--------------------

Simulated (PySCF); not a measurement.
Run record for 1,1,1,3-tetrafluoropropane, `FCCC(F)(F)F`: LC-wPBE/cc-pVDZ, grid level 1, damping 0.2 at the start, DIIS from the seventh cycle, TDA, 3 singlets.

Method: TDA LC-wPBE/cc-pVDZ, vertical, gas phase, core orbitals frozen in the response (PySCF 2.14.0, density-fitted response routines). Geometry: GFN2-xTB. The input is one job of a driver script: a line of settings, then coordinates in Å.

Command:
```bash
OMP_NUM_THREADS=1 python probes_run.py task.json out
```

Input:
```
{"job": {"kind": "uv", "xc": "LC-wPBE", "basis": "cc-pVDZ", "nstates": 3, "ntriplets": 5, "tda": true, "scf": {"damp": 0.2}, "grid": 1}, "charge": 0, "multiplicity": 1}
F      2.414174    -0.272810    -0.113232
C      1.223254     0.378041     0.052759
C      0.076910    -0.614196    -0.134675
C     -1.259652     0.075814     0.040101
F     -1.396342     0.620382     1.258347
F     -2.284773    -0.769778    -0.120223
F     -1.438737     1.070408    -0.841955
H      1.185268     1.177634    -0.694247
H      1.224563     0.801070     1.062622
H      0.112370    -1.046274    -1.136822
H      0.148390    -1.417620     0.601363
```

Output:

--------------------

(Work order) Each entry above should be restated exactly as supplied.

(Answer space)
Simulated (PySCF); not a measurement.
Run record for 1,1,1,3-tetrafluoropropane, `FCCC(F)(F)F`: LC-wPBE/cc-pVDZ, grid level 1, damping 0.2 at the start, DIIS from the seventh cycle, TDA, 3 singlets.

Method: TDA LC-wPBE/cc-pVDZ, vertical, gas phase, core orbitals frozen in the response (PySCF 2.14.0, density-fitted response routines). Geometry: GFN2-xTB. The input is one job of a driver script: a line of settings, then coordinates in Å.

Command:
```bash
OMP_NUM_THREADS=1 python probes_run.py task.json out
```

Input:
```
{"job": {"kind": "uv", "xc": "LC-wPBE", "basis": "cc-pVDZ", "nstates": 3, "ntriplets": 5, "tda": true, "scf": {"damp": 0.2}, "grid": 1}, "charge": 0, "multiplicity": 1}
F      2.414174    -0.272810    -0.113232
C      1.223254     0.378041     0.052759
C      0.076910    -0.614196    -0.134675
C     -1.259652     0.075814     0.040101
F     -1.396342     0.620382     1.258347
F     -2.284773    -0.769778    -0.120223
F     -1.438737     1.070408    -0.841955
H      1.185268     1.177634    -0.694247
H      1.224563     0.801070     1.062622
H      0.112370    -1.046274    -1.136822
H      0.148390    -1.417620     0.601363
```

Output:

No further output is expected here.